::: Study material

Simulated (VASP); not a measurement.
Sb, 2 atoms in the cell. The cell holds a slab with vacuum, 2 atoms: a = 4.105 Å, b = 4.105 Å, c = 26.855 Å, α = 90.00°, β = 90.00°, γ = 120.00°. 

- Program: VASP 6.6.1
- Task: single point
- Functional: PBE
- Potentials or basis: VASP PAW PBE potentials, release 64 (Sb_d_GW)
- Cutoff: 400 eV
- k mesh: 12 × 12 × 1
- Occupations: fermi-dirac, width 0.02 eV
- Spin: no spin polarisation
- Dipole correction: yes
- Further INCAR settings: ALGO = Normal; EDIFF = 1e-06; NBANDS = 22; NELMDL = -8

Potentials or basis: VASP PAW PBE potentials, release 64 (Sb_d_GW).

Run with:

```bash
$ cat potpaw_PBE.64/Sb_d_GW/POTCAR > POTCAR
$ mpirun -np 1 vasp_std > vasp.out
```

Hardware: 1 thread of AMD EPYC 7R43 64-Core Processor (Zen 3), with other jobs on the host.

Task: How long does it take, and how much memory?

::::::

● **Exercise**: All lines from the top of the data through the line containing "- Spin: no spin polarisation" need to be retyped exactly, and nothing more.

● **Answer area**:
Simulated (VASP); not a measurement.
Sb, 2 atoms in the cell. The cell holds a slab with vacuum, 2 atoms: a = 4.105 Å, b = 4.105 Å, c = 26.855 Å, α = 90.00°, β = 90.00°, γ = 120.00°. 

- Program: VASP 6.6.1
- Task: single point
- Functional: PBE
- Potentials or basis: VASP PAW PBE potentials, release 64 (Sb_d_GW)
- Cutoff: 400 eV
- k mesh: 12 × 12 × 1
- Occupations: fermi-dirac, width 0.02 eV
- Spin: no spin polarisation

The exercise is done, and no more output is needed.